- **WORK ITEM**
Return a word-for-word copy of the complete listing below.

- **ENTRIES SHOWN**
--------------------------------------------------
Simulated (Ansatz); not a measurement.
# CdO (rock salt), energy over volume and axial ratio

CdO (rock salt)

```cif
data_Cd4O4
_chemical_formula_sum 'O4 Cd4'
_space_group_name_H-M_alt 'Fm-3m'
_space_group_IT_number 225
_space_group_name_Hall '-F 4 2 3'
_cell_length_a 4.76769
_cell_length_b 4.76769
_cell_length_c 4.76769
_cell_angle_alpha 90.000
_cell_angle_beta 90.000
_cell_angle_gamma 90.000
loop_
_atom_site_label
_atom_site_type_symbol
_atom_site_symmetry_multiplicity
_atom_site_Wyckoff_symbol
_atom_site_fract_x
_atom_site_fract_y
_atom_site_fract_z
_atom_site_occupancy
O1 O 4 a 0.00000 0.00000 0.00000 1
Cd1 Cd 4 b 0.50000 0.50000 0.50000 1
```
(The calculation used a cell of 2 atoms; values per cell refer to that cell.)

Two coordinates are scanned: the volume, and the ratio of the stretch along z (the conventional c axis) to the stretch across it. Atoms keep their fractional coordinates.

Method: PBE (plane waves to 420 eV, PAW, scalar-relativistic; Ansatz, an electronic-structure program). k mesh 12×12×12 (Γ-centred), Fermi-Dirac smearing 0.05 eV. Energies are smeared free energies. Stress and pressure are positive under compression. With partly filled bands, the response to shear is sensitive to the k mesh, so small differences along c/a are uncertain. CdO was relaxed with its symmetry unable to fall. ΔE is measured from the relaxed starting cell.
--------------------------------------------------

- **ANSWER SPACE**
Simulated (Ansatz); not a measurement.
# CdO (rock salt), energy over volume and axial ratio

CdO (rock salt)

```cif
data_Cd4O4
_chemical_formula_sum 'O4 Cd4'
_space_group_name_H-M_alt 'Fm-3m'
_space_group_IT_number 225
_space_group_name_Hall '-F 4 2 3'
_cell_length_a 4.76769
_cell_length_b 4.76769
_cell_length_c 4.76769
_cell_angle_alpha 90.000
_cell_angle_beta 90.000
_cell_angle_gamma 90.000
loop_
_atom_site_label
_atom_site_type_symbol
_atom_site_symmetry_multiplicity
_atom_site_Wyckoff_symbol
_atom_site_fract_x
_atom_site_fract_y
_atom_site_fract_z
_atom_site_occupancy
O1 O 4 a 0.00000 0.00000 0.00000 1
Cd1 Cd 4 b 0.50000 0.50000 0.50000 1
```
(The calculation used a cell of 2 atoms; values per cell refer to that cell.)

Two coordinates are scanned: the volume, and the ratio of the stretch along z (the conventional c axis) to the stretch across it. Atoms keep their fractional coordinates.

Method: PBE (plane waves to 420 eV, PAW, scalar-relativistic; Ansatz, an electronic-structure program). k mesh 12×12×12 (Γ-centred), Fermi-Dirac smearing 0.05 eV. Energies are smeared free energies. Stress and pressure are positive under compression. With partly filled bands, the response to shear is sensitive to the k mesh, so small differences along c/a are uncertain. CdO was relaxed with its symmetry unable to fall. ΔE is measured from the relaxed starting cell.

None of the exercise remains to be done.